Extracted data →
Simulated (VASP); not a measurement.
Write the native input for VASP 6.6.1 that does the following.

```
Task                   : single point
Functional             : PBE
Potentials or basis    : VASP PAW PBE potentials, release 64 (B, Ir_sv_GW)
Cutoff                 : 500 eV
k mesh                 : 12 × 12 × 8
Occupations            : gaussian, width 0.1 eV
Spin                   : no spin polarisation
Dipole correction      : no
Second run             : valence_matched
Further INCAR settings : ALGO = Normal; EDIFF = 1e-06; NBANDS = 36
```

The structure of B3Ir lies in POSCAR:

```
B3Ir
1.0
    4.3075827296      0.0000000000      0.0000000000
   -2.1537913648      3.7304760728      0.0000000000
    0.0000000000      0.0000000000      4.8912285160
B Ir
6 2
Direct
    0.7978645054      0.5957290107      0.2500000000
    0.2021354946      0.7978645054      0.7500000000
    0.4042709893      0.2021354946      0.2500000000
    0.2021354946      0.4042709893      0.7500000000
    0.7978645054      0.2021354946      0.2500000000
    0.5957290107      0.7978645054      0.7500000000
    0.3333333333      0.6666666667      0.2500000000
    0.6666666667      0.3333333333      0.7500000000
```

Work task → If a line comes after the one with "The structure of", leave it out; reproduce exactly every line of the material from the first up to and including that one.

Reply →
Simulated (VASP); not a measurement.
Write the native input for VASP 6.6.1 that does the following.

```
Task                   : single point
Functional             : PBE
Potentials or basis    : VASP PAW PBE potentials, release 64 (B, Ir_sv_GW)
Cutoff                 : 500 eV
k mesh                 : 12 × 12 × 8
Occupations            : gaussian, width 0.1 eV
Spin                   : no spin polarisation
Dipole correction      : no
Second run             : valence_matched
Further INCAR settings : ALGO = Normal; EDIFF = 1e-06; NBANDS = 36
```

The structure of B3Ir lies in POSCAR:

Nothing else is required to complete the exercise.